---------- Data ----------

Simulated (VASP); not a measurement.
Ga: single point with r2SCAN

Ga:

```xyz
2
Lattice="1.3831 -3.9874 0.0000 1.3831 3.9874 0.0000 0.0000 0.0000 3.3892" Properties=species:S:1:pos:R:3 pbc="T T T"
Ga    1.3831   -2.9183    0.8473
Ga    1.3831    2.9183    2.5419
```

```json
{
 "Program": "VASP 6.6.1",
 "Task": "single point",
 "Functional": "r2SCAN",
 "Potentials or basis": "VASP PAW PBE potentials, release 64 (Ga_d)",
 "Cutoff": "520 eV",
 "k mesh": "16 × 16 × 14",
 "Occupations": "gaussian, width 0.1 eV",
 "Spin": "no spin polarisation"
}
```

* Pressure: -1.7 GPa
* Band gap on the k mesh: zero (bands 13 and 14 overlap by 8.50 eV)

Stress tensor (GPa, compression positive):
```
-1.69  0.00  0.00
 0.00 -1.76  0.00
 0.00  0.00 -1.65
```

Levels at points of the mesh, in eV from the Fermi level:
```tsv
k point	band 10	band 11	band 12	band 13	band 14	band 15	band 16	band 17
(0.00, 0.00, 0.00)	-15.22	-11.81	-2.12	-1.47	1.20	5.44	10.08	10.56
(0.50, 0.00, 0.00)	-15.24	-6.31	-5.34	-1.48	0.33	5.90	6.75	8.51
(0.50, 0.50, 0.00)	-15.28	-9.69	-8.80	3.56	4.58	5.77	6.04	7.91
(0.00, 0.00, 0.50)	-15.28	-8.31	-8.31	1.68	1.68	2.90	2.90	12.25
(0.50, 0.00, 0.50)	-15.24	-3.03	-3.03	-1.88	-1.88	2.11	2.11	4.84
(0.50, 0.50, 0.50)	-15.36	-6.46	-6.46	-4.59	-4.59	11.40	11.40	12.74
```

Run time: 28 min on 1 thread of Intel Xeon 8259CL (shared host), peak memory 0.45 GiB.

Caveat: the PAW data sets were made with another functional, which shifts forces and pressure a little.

----------

| Requirement |
Give back the listing exactly, please, from its first line to the line containing "Pressure: -1.7 GPa", inclusive, and nothing past that line.

| Task solution |
Simulated (VASP); not a measurement.
Ga: single point with r2SCAN

Ga:

```xyz
2
Lattice="1.3831 -3.9874 0.0000 1.3831 3.9874 0.0000 0.0000 0.0000 3.3892" Properties=species:S:1:pos:R:3 pbc="T T T"
Ga    1.3831   -2.9183    0.8473
Ga    1.3831    2.9183    2.5419
```

```json
{
 "Program": "VASP 6.6.1",
 "Task": "single point",
 "Functional": "r2SCAN",
 "Potentials or basis": "VASP PAW PBE potentials, release 64 (Ga_d)",
 "Cutoff": "520 eV",
 "k mesh": "16 × 16 × 14",
 "Occupations": "gaussian, width 0.1 eV",
 "Spin": "no spin polarisation"
}
```

* Pressure: -1.7 GPa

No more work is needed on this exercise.